WORK ORDER -
Reproduce the records precisely. Every line should be included.

- - -

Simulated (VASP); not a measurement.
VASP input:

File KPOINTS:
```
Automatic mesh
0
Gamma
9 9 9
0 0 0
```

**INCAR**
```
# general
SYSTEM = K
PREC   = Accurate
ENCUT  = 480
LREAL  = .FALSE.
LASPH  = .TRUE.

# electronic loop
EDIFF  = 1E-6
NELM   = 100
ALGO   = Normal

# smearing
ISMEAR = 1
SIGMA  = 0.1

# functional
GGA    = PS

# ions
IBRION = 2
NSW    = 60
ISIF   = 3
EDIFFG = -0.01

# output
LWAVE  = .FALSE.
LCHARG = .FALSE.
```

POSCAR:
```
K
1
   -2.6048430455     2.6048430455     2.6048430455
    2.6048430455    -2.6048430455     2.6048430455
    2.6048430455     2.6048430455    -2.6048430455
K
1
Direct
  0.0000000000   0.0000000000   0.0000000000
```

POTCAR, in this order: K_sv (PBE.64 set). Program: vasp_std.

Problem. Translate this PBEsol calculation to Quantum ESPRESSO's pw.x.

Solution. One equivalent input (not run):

- - -

ANSWER SECTION -
Simulated (VASP); not a measurement.
VASP input:

File KPOINTS:
```
Automatic mesh
0
Gamma
9 9 9
0 0 0
```

**INCAR**
```
# general
SYSTEM = K
PREC   = Accurate
ENCUT  = 480
LREAL  = .FALSE.
LASPH  = .TRUE.

# electronic loop
EDIFF  = 1E-6
NELM   = 100
ALGO   = Normal

# smearing
ISMEAR = 1
SIGMA  = 0.1

# functional
GGA    = PS

# ions
IBRION = 2
NSW    = 60
ISIF   = 3
EDIFFG = -0.01

# output
LWAVE  = .FALSE.
LCHARG = .FALSE.
```

POSCAR:
```
K
1
   -2.6048430455     2.6048430455     2.6048430455
    2.6048430455    -2.6048430455     2.6048430455
    2.6048430455     2.6048430455    -2.6048430455
K
1
Direct
  0.0000000000   0.0000000000   0.0000000000
```

POTCAR, in this order: K_sv (PBE.64 set). Program: vasp_std.

Problem. Translate this PBEsol calculation to Quantum ESPRESSO's pw.x.

Solution. One equivalent input (not run):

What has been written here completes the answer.